-- SUPPLIED ENTRIES --
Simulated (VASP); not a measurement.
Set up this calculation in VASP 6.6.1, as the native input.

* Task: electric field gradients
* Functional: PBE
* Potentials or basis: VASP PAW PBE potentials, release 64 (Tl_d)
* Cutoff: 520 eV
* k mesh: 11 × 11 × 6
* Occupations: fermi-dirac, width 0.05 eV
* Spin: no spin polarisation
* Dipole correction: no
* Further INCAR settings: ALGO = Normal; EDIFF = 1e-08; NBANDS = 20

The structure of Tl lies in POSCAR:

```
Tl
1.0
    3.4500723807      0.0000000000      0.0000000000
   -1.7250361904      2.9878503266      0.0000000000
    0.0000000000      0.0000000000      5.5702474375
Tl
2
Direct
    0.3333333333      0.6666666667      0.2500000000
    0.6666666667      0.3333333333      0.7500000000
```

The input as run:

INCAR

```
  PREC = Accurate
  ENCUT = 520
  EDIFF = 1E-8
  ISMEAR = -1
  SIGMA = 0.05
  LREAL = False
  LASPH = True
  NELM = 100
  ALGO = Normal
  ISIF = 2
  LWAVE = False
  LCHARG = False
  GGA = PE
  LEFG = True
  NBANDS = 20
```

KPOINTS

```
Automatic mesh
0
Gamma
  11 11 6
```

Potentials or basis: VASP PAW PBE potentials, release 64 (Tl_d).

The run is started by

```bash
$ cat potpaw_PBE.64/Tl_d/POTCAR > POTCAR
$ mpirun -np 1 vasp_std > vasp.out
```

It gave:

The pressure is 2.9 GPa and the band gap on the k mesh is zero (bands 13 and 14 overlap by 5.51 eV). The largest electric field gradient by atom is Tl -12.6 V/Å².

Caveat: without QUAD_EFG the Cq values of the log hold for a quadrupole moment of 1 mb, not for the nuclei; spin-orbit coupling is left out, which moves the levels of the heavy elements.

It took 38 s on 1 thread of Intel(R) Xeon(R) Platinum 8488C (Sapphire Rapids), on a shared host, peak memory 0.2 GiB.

-- TASK ITEM --
Nothing but the lines from the start of the data through the line holding "11 × 11 × 6" should be restated, and each one exactly.

-- TASK ANSWER --
Simulated (VASP); not a measurement.
Set up this calculation in VASP 6.6.1, as the native input.

* Task: electric field gradients
* Functional: PBE
* Potentials or basis: VASP PAW PBE potentials, release 64 (Tl_d)
* Cutoff: 520 eV
* k mesh: 11 × 11 × 6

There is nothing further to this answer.